▸ **Data section**:
******

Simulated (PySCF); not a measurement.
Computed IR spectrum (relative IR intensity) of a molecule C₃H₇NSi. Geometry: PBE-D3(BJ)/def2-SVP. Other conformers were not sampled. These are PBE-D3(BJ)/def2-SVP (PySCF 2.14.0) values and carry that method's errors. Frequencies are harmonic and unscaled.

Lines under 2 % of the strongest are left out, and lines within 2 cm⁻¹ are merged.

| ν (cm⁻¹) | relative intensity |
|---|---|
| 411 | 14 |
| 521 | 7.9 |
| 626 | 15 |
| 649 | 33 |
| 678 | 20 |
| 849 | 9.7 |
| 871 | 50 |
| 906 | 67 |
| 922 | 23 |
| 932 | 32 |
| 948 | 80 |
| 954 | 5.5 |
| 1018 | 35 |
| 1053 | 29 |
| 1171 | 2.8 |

******

Copy every line of the listing above exactly.

Simulated (PySCF); not a measurement.
Computed IR spectrum (relative IR intensity) of a molecule C₃H₇NSi. Geometry: PBE-D3(BJ)/def2-SVP. Other conformers were not sampled. These are PBE-D3(BJ)/def2-SVP (PySCF 2.14.0) values and carry that method's errors. Frequencies are harmonic and unscaled.

Lines under 2 % of the strongest are left out, and lines within 2 cm⁻¹ are merged.

| ν (cm⁻¹) | relative intensity |
|---|---|
| 411 | 14 |
| 521 | 7.9 |
| 626 | 15 |
| 649 | 33 |
| 678 | 20 |
| 849 | 9.7 |
| 871 | 50 |
| 906 | 67 |
| 922 | 23 |
| 932 | 32 |
| 948 | 80 |
| 954 | 5.5 |
| 1018 | 35 |
| 1053 | 29 |
| 1171 | 2.8 |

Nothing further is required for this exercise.